++++ Dataset

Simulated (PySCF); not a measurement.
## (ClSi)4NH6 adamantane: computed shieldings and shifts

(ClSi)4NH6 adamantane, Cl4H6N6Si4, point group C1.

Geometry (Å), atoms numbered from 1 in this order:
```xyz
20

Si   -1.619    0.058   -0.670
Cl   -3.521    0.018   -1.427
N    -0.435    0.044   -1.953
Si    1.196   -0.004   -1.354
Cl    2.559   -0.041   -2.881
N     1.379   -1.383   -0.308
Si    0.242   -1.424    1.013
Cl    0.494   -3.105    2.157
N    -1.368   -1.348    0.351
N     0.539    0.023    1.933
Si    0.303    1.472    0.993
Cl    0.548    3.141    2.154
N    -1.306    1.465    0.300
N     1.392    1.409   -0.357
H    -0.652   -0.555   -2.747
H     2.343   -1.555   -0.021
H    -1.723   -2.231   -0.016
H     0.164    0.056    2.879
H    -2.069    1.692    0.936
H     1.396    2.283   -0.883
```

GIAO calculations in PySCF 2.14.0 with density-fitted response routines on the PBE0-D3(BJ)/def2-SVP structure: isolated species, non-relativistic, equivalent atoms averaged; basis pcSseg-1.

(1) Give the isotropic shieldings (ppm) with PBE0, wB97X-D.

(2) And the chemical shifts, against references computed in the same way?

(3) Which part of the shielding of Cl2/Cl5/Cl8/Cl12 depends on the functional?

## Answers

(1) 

++++++++

* Required action
Copy every entry exactly.

* Reply
Simulated (PySCF); not a measurement.
## (ClSi)4NH6 adamantane: computed shieldings and shifts

(ClSi)4NH6 adamantane, Cl4H6N6Si4, point group C1.

Geometry (Å), atoms numbered from 1 in this order:
```xyz
20

Si   -1.619    0.058   -0.670
Cl   -3.521    0.018   -1.427
N    -0.435    0.044   -1.953
Si    1.196   -0.004   -1.354
Cl    2.559   -0.041   -2.881
N     1.379   -1.383   -0.308
Si    0.242   -1.424    1.013
Cl    0.494   -3.105    2.157
N    -1.368   -1.348    0.351
N     0.539    0.023    1.933
Si    0.303    1.472    0.993
Cl    0.548    3.141    2.154
N    -1.306    1.465    0.300
N     1.392    1.409   -0.357
H    -0.652   -0.555   -2.747
H     2.343   -1.555   -0.021
H    -1.723   -2.231   -0.016
H     0.164    0.056    2.879
H    -2.069    1.692    0.936
H     1.396    2.283   -0.883
```

GIAO calculations in PySCF 2.14.0 with density-fitted response routines on the PBE0-D3(BJ)/def2-SVP structure: isolated species, non-relativistic, equivalent atoms averaged; basis pcSseg-1.

(1) Give the isotropic shieldings (ppm) with PBE0, wB97X-D.

(2) And the chemical shifts, against references computed in the same way?

(3) Which part of the shielding of Cl2/Cl5/Cl8/Cl12 depends on the functional?

## Answers

(1) 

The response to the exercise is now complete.